• _Task item_:
In the listing beneath this line, copy exactly the lines starting with the one containing "## 1. The system as given" and going on through the one containing "Springs on the".

◆ ◆ ◆ ◆ ◆ ◆ ◆
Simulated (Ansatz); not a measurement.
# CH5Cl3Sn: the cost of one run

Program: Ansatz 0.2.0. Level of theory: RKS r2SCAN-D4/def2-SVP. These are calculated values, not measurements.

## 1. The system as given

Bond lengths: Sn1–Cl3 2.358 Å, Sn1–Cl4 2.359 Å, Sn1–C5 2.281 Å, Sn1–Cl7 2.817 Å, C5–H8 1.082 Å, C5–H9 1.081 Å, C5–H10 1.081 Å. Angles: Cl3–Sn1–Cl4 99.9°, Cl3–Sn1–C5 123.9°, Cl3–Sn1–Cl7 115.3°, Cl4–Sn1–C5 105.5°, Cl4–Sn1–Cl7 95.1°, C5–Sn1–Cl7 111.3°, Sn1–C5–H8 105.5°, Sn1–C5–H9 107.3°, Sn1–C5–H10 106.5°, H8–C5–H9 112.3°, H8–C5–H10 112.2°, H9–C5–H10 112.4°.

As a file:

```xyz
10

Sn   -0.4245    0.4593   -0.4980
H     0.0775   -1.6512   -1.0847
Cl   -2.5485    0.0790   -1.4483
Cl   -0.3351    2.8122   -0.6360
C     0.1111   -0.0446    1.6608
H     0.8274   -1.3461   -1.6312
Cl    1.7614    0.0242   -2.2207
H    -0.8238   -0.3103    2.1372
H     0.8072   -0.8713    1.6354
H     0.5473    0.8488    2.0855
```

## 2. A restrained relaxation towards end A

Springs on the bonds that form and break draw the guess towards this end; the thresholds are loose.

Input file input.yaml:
◆ ◆ ◆ ◆ ◆ ◆ ◆

• _Answer section_:
## 1. The system as given

Bond lengths: Sn1–Cl3 2.358 Å, Sn1–Cl4 2.359 Å, Sn1–C5 2.281 Å, Sn1–Cl7 2.817 Å, C5–H8 1.082 Å, C5–H9 1.081 Å, C5–H10 1.081 Å. Angles: Cl3–Sn1–Cl4 99.9°, Cl3–Sn1–C5 123.9°, Cl3–Sn1–Cl7 115.3°, Cl4–Sn1–C5 105.5°, Cl4–Sn1–Cl7 95.1°, C5–Sn1–Cl7 111.3°, Sn1–C5–H8 105.5°, Sn1–C5–H9 107.3°, Sn1–C5–H10 106.5°, H8–C5–H9 112.3°, H8–C5–H10 112.2°, H9–C5–H10 112.4°.

As a file:

```xyz
10

Sn   -0.4245    0.4593   -0.4980
H     0.0775   -1.6512   -1.0847
Cl   -2.5485    0.0790   -1.4483
Cl   -0.3351    2.8122   -0.6360
C     0.1111   -0.0446    1.6608
H     0.8274   -1.3461   -1.6312
Cl    1.7614    0.0242   -2.2207
H    -0.8238   -0.3103    2.1372
H     0.8072   -0.8713    1.6354
H     0.5473    0.8488    2.0855
```

## 2. A restrained relaxation towards end A

Springs on the bonds that form and break draw the guess towards this end; the thresholds are loose.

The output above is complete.